━━━ Input data
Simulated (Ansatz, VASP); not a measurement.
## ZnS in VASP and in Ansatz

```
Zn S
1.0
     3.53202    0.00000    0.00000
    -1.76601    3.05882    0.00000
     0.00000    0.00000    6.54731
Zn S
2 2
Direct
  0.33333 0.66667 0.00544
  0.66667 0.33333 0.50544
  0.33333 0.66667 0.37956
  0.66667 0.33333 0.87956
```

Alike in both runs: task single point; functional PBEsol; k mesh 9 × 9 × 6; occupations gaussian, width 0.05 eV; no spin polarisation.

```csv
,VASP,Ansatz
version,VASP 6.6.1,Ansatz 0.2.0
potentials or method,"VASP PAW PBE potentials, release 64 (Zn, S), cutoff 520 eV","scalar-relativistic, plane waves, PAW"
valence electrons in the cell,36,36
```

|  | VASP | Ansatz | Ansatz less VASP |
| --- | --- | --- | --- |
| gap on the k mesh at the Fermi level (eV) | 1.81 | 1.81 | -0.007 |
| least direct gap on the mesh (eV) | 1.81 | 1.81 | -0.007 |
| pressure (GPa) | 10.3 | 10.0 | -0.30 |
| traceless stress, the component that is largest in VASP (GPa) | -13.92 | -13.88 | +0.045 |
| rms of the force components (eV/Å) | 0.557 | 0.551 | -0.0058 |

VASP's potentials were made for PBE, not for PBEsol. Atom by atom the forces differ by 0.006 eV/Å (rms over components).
━━━━━━

Lines after the one containing "0.551 | -0.0058 |" are left out; every line from the start of the entries through that line is restated word for word.

▶ [Reply]
Simulated (Ansatz, VASP); not a measurement.
## ZnS in VASP and in Ansatz

```
Zn S
1.0
     3.53202    0.00000    0.00000
    -1.76601    3.05882    0.00000
     0.00000    0.00000    6.54731
Zn S
2 2
Direct
  0.33333 0.66667 0.00544
  0.66667 0.33333 0.50544
  0.33333 0.66667 0.37956
  0.66667 0.33333 0.87956
```

Alike in both runs: task single point; functional PBEsol; k mesh 9 × 9 × 6; occupations gaussian, width 0.05 eV; no spin polarisation.

```csv
,VASP,Ansatz
version,VASP 6.6.1,Ansatz 0.2.0
potentials or method,"VASP PAW PBE potentials, release 64 (Zn, S), cutoff 520 eV","scalar-relativistic, plane waves, PAW"
valence electrons in the cell,36,36
```

|  | VASP | Ansatz | Ansatz less VASP |
| --- | --- | --- | --- |
| gap on the k mesh at the Fermi level (eV) | 1.81 | 1.81 | -0.007 |
| least direct gap on the mesh (eV) | 1.81 | 1.81 | -0.007 |
| pressure (GPa) | 10.3 | 10.0 | -0.30 |
| traceless stress, the component that is largest in VASP (GPa) | -13.92 | -13.88 | +0.045 |
| rms of the force components (eV/Å) | 0.557 | 0.551 | -0.0058 |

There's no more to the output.